---+---
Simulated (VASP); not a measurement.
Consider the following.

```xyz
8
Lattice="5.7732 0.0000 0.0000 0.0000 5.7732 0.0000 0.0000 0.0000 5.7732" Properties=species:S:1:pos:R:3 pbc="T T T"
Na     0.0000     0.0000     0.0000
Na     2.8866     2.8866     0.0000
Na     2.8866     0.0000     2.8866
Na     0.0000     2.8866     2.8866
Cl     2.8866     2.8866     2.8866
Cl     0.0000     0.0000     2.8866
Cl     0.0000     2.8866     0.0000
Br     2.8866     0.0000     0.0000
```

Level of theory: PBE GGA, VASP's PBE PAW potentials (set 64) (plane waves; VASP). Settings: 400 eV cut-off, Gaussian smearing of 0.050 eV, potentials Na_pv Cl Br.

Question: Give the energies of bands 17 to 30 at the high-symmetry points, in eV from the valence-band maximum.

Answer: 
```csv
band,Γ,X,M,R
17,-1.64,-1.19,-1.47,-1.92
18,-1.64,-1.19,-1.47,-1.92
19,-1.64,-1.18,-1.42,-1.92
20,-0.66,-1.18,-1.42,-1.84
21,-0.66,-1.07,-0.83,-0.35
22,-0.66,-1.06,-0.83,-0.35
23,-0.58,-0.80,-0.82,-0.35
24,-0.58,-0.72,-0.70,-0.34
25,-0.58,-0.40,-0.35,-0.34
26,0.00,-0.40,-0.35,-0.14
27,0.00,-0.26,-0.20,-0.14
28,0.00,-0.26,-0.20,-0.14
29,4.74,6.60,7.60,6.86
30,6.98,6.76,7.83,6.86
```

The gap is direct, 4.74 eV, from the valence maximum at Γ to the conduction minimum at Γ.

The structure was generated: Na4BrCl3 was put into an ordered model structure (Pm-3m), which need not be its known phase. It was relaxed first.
---+---

(WORK ORDER):
Only the lines above from the one with "Level of theory: PBE" through the one with "The gap is direct, 4.74" should be duplicated, character for character.

(TASK RESULT):
Level of theory: PBE GGA, VASP's PBE PAW potentials (set 64) (plane waves; VASP). Settings: 400 eV cut-off, Gaussian smearing of 0.050 eV, potentials Na_pv Cl Br.

Question: Give the energies of bands 17 to 30 at the high-symmetry points, in eV from the valence-band maximum.

Answer: 
```csv
band,Γ,X,M,R
17,-1.64,-1.19,-1.47,-1.92
18,-1.64,-1.19,-1.47,-1.92
19,-1.64,-1.18,-1.42,-1.92
20,-0.66,-1.18,-1.42,-1.84
21,-0.66,-1.07,-0.83,-0.35
22,-0.66,-1.06,-0.83,-0.35
23,-0.58,-0.80,-0.82,-0.35
24,-0.58,-0.72,-0.70,-0.34
25,-0.58,-0.40,-0.35,-0.34
26,0.00,-0.40,-0.35,-0.14
27,0.00,-0.26,-0.20,-0.14
28,0.00,-0.26,-0.20,-0.14
29,4.74,6.60,7.60,6.86
30,6.98,6.76,7.83,6.86
```

The gap is direct, 4.74 eV, from the valence maximum at Γ to the conduction minimum at Γ.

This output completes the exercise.